§ Assignment:
Copy the records below without altering a single word.

§ Excerpted records:
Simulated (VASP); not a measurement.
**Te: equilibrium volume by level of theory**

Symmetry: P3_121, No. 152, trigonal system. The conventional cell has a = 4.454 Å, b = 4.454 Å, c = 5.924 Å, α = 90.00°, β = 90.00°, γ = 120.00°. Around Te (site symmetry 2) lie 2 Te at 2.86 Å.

§ Expected answer:
Simulated (VASP); not a measurement.
**Te: equilibrium volume by level of theory**

Symmetry: P3_121, No. 152, trigonal system. The conventional cell has a = 4.454 Å, b = 4.454 Å, c = 5.924 Å, α = 90.00°, β = 90.00°, γ = 120.00°. Around Te (site symmetry 2) lie 2 Te at 2.86 Å.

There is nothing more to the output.